## Data supplied
>>>>
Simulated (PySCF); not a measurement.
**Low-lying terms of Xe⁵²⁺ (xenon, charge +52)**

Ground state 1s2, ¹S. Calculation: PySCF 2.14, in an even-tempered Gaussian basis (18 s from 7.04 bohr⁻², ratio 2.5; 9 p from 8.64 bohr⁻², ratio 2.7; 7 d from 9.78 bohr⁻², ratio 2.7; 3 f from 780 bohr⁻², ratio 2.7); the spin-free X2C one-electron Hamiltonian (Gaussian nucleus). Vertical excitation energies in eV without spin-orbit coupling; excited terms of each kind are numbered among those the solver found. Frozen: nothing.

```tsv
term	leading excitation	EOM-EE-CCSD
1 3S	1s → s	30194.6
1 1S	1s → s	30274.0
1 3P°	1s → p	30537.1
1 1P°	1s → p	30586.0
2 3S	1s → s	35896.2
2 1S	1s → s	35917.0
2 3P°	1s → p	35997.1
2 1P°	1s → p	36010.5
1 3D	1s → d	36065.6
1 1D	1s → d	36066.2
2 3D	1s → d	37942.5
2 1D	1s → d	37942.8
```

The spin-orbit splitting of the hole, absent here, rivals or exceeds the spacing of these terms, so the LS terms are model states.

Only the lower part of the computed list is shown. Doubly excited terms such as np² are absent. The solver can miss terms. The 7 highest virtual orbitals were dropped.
<<<<

## Work task
Up to and including the line with "(xenon, charge +52)**", transcribe the entries above exactly, starting from their first line.

## Task response
Simulated (PySCF); not a measurement.
**Low-lying terms of Xe⁵²⁺ (xenon, charge +52)**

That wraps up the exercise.